ACTIVITY: Nothing should be output except the lines from the top of the material below through the line that contains "24.57 Å³/atom.", each exactly as written.

──────── DATA EXTRACTS ────────

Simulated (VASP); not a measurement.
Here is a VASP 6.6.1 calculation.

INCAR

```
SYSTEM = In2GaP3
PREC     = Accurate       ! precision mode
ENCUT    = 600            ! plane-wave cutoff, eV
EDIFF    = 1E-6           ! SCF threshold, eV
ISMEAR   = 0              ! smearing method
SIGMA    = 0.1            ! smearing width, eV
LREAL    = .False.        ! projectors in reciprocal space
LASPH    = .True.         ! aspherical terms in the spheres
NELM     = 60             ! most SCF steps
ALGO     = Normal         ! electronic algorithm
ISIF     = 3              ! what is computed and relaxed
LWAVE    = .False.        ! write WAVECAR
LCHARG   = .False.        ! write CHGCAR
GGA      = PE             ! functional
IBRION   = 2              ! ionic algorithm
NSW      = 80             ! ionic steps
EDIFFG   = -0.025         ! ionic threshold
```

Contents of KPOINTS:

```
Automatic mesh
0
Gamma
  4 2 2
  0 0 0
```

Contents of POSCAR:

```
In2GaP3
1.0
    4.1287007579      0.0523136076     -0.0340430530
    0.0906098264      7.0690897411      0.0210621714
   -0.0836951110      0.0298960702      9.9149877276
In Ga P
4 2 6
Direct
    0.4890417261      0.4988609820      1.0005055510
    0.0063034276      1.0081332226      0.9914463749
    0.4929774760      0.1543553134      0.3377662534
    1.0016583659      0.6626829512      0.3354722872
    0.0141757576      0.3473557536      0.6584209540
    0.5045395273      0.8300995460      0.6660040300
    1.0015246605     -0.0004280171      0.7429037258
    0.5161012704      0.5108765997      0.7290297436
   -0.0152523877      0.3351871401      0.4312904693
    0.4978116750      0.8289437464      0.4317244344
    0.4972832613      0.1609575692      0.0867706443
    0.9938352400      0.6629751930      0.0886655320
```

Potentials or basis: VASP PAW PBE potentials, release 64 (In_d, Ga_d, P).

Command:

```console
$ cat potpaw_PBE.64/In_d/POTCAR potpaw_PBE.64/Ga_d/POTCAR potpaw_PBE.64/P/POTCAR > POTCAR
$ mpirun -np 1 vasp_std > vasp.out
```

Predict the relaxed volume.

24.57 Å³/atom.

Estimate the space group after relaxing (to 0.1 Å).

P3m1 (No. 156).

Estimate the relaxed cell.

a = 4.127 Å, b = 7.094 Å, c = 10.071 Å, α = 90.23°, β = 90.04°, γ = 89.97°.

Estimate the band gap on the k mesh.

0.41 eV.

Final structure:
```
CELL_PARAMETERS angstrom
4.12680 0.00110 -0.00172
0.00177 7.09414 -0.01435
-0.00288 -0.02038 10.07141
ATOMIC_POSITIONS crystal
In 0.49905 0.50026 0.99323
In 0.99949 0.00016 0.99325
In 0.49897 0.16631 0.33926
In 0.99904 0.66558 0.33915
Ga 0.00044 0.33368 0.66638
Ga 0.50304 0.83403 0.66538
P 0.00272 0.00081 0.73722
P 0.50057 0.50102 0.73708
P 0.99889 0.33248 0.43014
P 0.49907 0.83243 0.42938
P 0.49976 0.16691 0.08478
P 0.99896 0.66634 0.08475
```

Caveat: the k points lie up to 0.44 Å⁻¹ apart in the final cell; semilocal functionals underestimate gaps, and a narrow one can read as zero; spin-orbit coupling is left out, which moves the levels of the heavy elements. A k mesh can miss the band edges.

────────

SOLUTION:
Simulated (VASP); not a measurement.
Here is a VASP 6.6.1 calculation.

INCAR

```
SYSTEM = In2GaP3
PREC     = Accurate       ! precision mode
ENCUT    = 600            ! plane-wave cutoff, eV
EDIFF    = 1E-6           ! SCF threshold, eV
ISMEAR   = 0              ! smearing method
SIGMA    = 0.1            ! smearing width, eV
LREAL    = .False.        ! projectors in reciprocal space
LASPH    = .True.         ! aspherical terms in the spheres
NELM     = 60             ! most SCF steps
ALGO     = Normal         ! electronic algorithm
ISIF     = 3              ! what is computed and relaxed
LWAVE    = .False.        ! write WAVECAR
LCHARG   = .False.        ! write CHGCAR
GGA      = PE             ! functional
IBRION   = 2              ! ionic algorithm
NSW      = 80             ! ionic steps
EDIFFG   = -0.025         ! ionic threshold
```

Contents of KPOINTS:

```
Automatic mesh
0
Gamma
  4 2 2
  0 0 0
```

Contents of POSCAR:

```
In2GaP3
1.0
    4.1287007579      0.0523136076     -0.0340430530
    0.0906098264      7.0690897411      0.0210621714
   -0.0836951110      0.0298960702      9.9149877276
In Ga P
4 2 6
Direct
    0.4890417261      0.4988609820      1.0005055510
    0.0063034276      1.0081332226      0.9914463749
    0.4929774760      0.1543553134      0.3377662534
    1.0016583659      0.6626829512      0.3354722872
    0.0141757576      0.3473557536      0.6584209540
    0.5045395273      0.8300995460      0.6660040300
    1.0015246605     -0.0004280171      0.7429037258
    0.5161012704      0.5108765997      0.7290297436
   -0.0152523877      0.3351871401      0.4312904693
    0.4978116750      0.8289437464      0.4317244344
    0.4972832613      0.1609575692      0.0867706443
    0.9938352400      0.6629751930      0.0886655320
```

Potentials or basis: VASP PAW PBE potentials, release 64 (In_d, Ga_d, P).

Command:

```console
$ cat potpaw_PBE.64/In_d/POTCAR potpaw_PBE.64/Ga_d/POTCAR potpaw_PBE.64/P/POTCAR > POTCAR
$ mpirun -np 1 vasp_std > vasp.out
```

Predict the relaxed volume.

24.57 Å³/atom.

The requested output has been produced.